*WORK INSTRUCTION*.
Every entry must come back exactly as it was written.

*DATA EXTRACT*.
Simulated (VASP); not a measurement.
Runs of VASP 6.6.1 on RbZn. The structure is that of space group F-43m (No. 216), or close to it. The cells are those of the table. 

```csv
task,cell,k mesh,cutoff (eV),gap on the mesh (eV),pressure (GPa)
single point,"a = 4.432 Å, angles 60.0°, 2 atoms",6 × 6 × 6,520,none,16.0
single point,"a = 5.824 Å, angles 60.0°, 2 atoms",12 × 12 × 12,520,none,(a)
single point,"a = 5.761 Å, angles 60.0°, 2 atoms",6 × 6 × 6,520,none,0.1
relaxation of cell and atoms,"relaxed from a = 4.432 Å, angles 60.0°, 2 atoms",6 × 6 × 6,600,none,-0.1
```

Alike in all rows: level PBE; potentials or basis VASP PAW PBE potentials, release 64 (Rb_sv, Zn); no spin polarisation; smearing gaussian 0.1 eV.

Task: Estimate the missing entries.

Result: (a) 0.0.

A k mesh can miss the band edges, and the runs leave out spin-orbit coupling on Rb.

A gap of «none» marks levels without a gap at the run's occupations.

*WRITTEN REPLY*.
Simulated (VASP); not a measurement.
Runs of VASP 6.6.1 on RbZn. The structure is that of space group F-43m (No. 216), or close to it. The cells are those of the table. 

```csv
task,cell,k mesh,cutoff (eV),gap on the mesh (eV),pressure (GPa)
single point,"a = 4.432 Å, angles 60.0°, 2 atoms",6 × 6 × 6,520,none,16.0
single point,"a = 5.824 Å, angles 60.0°, 2 atoms",12 × 12 × 12,520,none,(a)
single point,"a = 5.761 Å, angles 60.0°, 2 atoms",6 × 6 × 6,520,none,0.1
relaxation of cell and atoms,"relaxed from a = 4.432 Å, angles 60.0°, 2 atoms",6 × 6 × 6,600,none,-0.1
```

Alike in all rows: level PBE; potentials or basis VASP PAW PBE potentials, release 64 (Rb_sv, Zn); no spin polarisation; smearing gaussian 0.1 eV.

Task: Estimate the missing entries.

Result: (a) 0.0.

A k mesh can miss the band edges, and the runs leave out spin-orbit coupling on Rb.

A gap of «none» marks levels without a gap at the run's occupations.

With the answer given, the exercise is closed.